- _EXERCISE DATA_
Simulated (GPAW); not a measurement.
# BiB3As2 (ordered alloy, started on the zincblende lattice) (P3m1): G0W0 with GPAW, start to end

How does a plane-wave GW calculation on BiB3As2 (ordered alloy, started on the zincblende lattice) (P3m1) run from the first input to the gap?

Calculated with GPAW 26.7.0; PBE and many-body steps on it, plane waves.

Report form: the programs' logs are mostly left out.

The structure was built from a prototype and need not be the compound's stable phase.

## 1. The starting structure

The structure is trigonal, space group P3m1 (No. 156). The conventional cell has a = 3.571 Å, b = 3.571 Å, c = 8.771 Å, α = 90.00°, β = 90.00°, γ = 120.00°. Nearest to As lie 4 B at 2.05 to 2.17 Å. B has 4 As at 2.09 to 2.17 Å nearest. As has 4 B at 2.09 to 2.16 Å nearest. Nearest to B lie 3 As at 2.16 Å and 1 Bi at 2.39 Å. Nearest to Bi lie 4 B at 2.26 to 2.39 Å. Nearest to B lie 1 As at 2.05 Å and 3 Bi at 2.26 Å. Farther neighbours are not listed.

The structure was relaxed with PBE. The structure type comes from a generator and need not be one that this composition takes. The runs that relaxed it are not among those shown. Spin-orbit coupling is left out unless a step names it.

- _REQUIREMENT_
Output the data above in full and exactly.

- _ANSWER SPACE_
Simulated (GPAW); not a measurement.
# BiB3As2 (ordered alloy, started on the zincblende lattice) (P3m1): G0W0 with GPAW, start to end

How does a plane-wave GW calculation on BiB3As2 (ordered alloy, started on the zincblende lattice) (P3m1) run from the first input to the gap?

Calculated with GPAW 26.7.0; PBE and many-body steps on it, plane waves.

Report form: the programs' logs are mostly left out.

The structure was built from a prototype and need not be the compound's stable phase.

## 1. The starting structure

The structure is trigonal, space group P3m1 (No. 156). The conventional cell has a = 3.571 Å, b = 3.571 Å, c = 8.771 Å, α = 90.00°, β = 90.00°, γ = 120.00°. Nearest to As lie 4 B at 2.05 to 2.17 Å. B has 4 As at 2.09 to 2.17 Å nearest. As has 4 B at 2.09 to 2.16 Å nearest. Nearest to B lie 3 As at 2.16 Å and 1 Bi at 2.39 Å. Nearest to Bi lie 4 B at 2.26 to 2.39 Å. Nearest to B lie 1 As at 2.05 Å and 3 Bi at 2.26 Å. Farther neighbours are not listed.

The structure was relaxed with PBE. The structure type comes from a generator and need not be one that this composition takes. The runs that relaxed it are not among those shown. Spin-orbit coupling is left out unless a step names it.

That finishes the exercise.